- _ACTIVITY_: Each entry below must appear in the output exactly as written.

- _INFORMATION_:
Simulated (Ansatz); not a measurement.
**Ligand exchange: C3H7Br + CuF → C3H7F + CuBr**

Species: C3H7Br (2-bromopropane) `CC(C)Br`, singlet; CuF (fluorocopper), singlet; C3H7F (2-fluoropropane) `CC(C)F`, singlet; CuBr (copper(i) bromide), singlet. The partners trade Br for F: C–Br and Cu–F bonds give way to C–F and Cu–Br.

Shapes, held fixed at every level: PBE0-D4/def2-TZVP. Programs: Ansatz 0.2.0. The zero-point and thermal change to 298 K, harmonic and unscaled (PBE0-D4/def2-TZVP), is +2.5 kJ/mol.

- _ANSWER AREA_:
Simulated (Ansatz); not a measurement.
**Ligand exchange: C3H7Br + CuF → C3H7F + CuBr**

Species: C3H7Br (2-bromopropane) `CC(C)Br`, singlet; CuF (fluorocopper), singlet; C3H7F (2-fluoropropane) `CC(C)F`, singlet; CuBr (copper(i) bromide), singlet. The partners trade Br for F: C–Br and Cu–F bonds give way to C–F and Cu–Br.

Shapes, held fixed at every level: PBE0-D4/def2-TZVP. Programs: Ansatz 0.2.0. The zero-point and thermal change to 298 K, harmonic and unscaled (PBE0-D4/def2-TZVP), is +2.5 kJ/mol.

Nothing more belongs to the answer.